§ **Assignment**:
Starting with the first line, transcribe the material exactly through to the last.

◇ ◇ ◇ ◇ ◇

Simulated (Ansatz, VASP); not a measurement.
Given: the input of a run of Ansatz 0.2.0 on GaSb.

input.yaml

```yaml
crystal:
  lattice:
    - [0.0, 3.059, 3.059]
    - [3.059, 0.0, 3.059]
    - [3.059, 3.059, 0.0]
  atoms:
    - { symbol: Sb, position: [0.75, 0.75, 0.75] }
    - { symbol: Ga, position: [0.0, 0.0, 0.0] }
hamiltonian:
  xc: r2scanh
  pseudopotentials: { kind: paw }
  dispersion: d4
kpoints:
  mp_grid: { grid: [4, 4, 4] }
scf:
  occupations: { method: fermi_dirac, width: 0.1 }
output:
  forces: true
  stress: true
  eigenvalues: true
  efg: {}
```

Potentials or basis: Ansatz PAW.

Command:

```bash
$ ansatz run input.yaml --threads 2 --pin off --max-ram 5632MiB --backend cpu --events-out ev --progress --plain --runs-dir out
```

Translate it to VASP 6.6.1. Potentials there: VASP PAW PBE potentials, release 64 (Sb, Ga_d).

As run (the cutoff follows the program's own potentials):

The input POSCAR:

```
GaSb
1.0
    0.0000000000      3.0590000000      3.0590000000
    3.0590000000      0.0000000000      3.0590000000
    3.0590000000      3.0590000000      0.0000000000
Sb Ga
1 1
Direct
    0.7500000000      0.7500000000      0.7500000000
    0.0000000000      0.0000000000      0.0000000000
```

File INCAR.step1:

◇ ◇ ◇ ◇ ◇

§ **Expected answer**:
Simulated (Ansatz, VASP); not a measurement.
Given: the input of a run of Ansatz 0.2.0 on GaSb.

input.yaml

```yaml
crystal:
  lattice:
    - [0.0, 3.059, 3.059]
    - [3.059, 0.0, 3.059]
    - [3.059, 3.059, 0.0]
  atoms:
    - { symbol: Sb, position: [0.75, 0.75, 0.75] }
    - { symbol: Ga, position: [0.0, 0.0, 0.0] }
hamiltonian:
  xc: r2scanh
  pseudopotentials: { kind: paw }
  dispersion: d4
kpoints:
  mp_grid: { grid: [4, 4, 4] }
scf:
  occupations: { method: fermi_dirac, width: 0.1 }
output:
  forces: true
  stress: true
  eigenvalues: true
  efg: {}
```

Potentials or basis: Ansatz PAW.

Command:

```bash
$ ansatz run input.yaml --threads 2 --pin off --max-ram 5632MiB --backend cpu --events-out ev --progress --plain --runs-dir out
```

Translate it to VASP 6.6.1. Potentials there: VASP PAW PBE potentials, release 64 (Sb, Ga_d).

As run (the cutoff follows the program's own potentials):

The input POSCAR:

```
GaSb
1.0
    0.0000000000      3.0590000000      3.0590000000
    3.0590000000      0.0000000000      3.0590000000
    3.0590000000      3.0590000000      0.0000000000
Sb Ga
1 1
Direct
    0.7500000000      0.7500000000      0.7500000000
    0.0000000000      0.0000000000      0.0000000000
```

File INCAR.step1:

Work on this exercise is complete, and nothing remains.